» Data for review:
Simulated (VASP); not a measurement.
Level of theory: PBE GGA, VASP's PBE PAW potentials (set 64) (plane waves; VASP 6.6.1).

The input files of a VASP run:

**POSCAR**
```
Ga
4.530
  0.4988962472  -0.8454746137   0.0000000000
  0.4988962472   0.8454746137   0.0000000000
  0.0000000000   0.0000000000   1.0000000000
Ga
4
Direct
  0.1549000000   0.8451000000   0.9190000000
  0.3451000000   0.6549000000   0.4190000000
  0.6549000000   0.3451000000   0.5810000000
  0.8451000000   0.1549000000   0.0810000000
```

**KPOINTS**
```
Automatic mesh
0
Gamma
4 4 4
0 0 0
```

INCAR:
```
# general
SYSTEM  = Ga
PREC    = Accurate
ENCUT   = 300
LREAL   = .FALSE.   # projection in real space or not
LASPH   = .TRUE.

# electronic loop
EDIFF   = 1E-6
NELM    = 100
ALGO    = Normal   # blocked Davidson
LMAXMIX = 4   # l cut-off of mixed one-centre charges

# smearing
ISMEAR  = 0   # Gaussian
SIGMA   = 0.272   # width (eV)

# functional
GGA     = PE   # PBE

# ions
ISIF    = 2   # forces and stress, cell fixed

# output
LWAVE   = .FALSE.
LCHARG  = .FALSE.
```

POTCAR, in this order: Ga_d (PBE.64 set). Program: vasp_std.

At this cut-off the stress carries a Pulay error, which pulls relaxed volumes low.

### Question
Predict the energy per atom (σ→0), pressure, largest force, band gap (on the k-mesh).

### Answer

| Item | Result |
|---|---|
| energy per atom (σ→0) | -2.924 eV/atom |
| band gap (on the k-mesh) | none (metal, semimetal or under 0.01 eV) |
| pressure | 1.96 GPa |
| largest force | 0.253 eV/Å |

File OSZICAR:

» Activity: Print, exactly as written, the first line of the records above and each line after it until the line with "0.253 eV/Å |", which is printed too.

» Your response:
Simulated (VASP); not a measurement.
Level of theory: PBE GGA, VASP's PBE PAW potentials (set 64) (plane waves; VASP 6.6.1).

The input files of a VASP run:

**POSCAR**
```
Ga
4.530
  0.4988962472  -0.8454746137   0.0000000000
  0.4988962472   0.8454746137   0.0000000000
  0.0000000000   0.0000000000   1.0000000000
Ga
4
Direct
  0.1549000000   0.8451000000   0.9190000000
  0.3451000000   0.6549000000   0.4190000000
  0.6549000000   0.3451000000   0.5810000000
  0.8451000000   0.1549000000   0.0810000000
```

**KPOINTS**
```
Automatic mesh
0
Gamma
4 4 4
0 0 0
```

INCAR:
```
# general
SYSTEM  = Ga
PREC    = Accurate
ENCUT   = 300
LREAL   = .FALSE.   # projection in real space or not
LASPH   = .TRUE.

# electronic loop
EDIFF   = 1E-6
NELM    = 100
ALGO    = Normal   # blocked Davidson
LMAXMIX = 4   # l cut-off of mixed one-centre charges

# smearing
ISMEAR  = 0   # Gaussian
SIGMA   = 0.272   # width (eV)

# functional
GGA     = PE   # PBE

# ions
ISIF    = 2   # forces and stress, cell fixed

# output
LWAVE   = .FALSE.
LCHARG  = .FALSE.
```

POTCAR, in this order: Ga_d (PBE.64 set). Program: vasp_std.

At this cut-off the stress carries a Pulay error, which pulls relaxed volumes low.

### Question
Predict the energy per atom (σ→0), pressure, largest force, band gap (on the k-mesh).

### Answer

| Item | Result |
|---|---|
| energy per atom (σ→0) | -2.924 eV/atom |
| band gap (on the k-mesh) | none (metal, semimetal or under 0.01 eV) |
| pressure | 1.96 GPa |
| largest force | 0.253 eV/Å |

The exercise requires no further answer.